WORK TASK — Repeat each entry in the listing word for word.

SUPPLIED DATA —
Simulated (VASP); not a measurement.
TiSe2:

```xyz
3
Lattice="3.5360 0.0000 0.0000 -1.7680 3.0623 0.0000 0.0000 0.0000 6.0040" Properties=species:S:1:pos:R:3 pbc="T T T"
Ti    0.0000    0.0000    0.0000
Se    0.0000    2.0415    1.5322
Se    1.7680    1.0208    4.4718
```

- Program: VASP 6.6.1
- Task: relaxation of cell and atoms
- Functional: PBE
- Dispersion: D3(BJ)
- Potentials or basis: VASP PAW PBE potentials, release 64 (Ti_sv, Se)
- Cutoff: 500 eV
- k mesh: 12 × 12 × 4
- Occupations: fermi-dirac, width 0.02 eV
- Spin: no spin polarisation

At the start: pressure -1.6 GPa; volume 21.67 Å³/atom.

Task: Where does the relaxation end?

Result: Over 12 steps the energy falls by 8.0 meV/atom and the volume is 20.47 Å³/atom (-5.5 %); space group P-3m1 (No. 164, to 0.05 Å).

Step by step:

RESPONSE —
Simulated (VASP); not a measurement.
TiSe2:

```xyz
3
Lattice="3.5360 0.0000 0.0000 -1.7680 3.0623 0.0000 0.0000 0.0000 6.0040" Properties=species:S:1:pos:R:3 pbc="T T T"
Ti    0.0000    0.0000    0.0000
Se    0.0000    2.0415    1.5322
Se    1.7680    1.0208    4.4718
```

- Program: VASP 6.6.1
- Task: relaxation of cell and atoms
- Functional: PBE
- Dispersion: D3(BJ)
- Potentials or basis: VASP PAW PBE potentials, release 64 (Ti_sv, Se)
- Cutoff: 500 eV
- k mesh: 12 × 12 × 4
- Occupations: fermi-dirac, width 0.02 eV
- Spin: no spin polarisation

At the start: pressure -1.6 GPa; volume 21.67 Å³/atom.

Task: Where does the relaxation end?

Result: Over 12 steps the energy falls by 8.0 meV/atom and the volume is 20.47 Å³/atom (-5.5 %); space group P-3m1 (No. 164, to 0.05 Å).

Step by step:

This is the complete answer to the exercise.